◇ ◇ ◇ ◇ ◇ ◇ ◇

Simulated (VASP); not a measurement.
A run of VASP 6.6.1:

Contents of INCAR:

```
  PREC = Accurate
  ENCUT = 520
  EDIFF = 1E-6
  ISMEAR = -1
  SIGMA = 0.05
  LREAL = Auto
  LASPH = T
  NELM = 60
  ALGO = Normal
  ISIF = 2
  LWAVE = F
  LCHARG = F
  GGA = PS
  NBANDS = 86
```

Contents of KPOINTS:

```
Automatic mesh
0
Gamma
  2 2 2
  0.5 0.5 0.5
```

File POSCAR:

◇ ◇ ◇ ◇ ◇ ◇ ◇

REQUIREMENT.
Exactly as written, set down all of the material.

TASK ANSWER.
Simulated (VASP); not a measurement.
A run of VASP 6.6.1:

Contents of INCAR:

```
  PREC = Accurate
  ENCUT = 520
  EDIFF = 1E-6
  ISMEAR = -1
  SIGMA = 0.05
  LREAL = Auto
  LASPH = T
  NELM = 60
  ALGO = Normal
  ISIF = 2
  LWAVE = F
  LCHARG = F
  GGA = PS
  NBANDS = 86
```

Contents of KPOINTS:

```
Automatic mesh
0
Gamma
  2 2 2
  0.5 0.5 0.5
```

File POSCAR:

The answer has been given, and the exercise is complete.